◇ ◇ ◇
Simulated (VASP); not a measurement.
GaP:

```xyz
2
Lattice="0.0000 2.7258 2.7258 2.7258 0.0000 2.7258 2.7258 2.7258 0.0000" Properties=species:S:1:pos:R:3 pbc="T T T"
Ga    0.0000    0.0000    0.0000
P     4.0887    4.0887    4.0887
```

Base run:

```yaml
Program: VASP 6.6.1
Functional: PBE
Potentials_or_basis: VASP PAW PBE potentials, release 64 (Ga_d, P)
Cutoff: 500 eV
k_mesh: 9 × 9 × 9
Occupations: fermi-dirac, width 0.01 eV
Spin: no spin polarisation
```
◇ ◇ ◇

> _WORK ORDER_
An exact written copy of every entry is the required answer.

> _TASK ANSWER_
Simulated (VASP); not a measurement.
GaP:

```xyz
2
Lattice="0.0000 2.7258 2.7258 2.7258 0.0000 2.7258 2.7258 2.7258 0.0000" Properties=species:S:1:pos:R:3 pbc="T T T"
Ga    0.0000    0.0000    0.0000
P     4.0887    4.0887    4.0887
```

Base run:

```yaml
Program: VASP 6.6.1
Functional: PBE
Potentials_or_basis: VASP PAW PBE potentials, release 64 (Ga_d, P)
Cutoff: 500 eV
k_mesh: 9 × 9 × 9
Occupations: fermi-dirac, width 0.01 eV
Spin: no spin polarisation
```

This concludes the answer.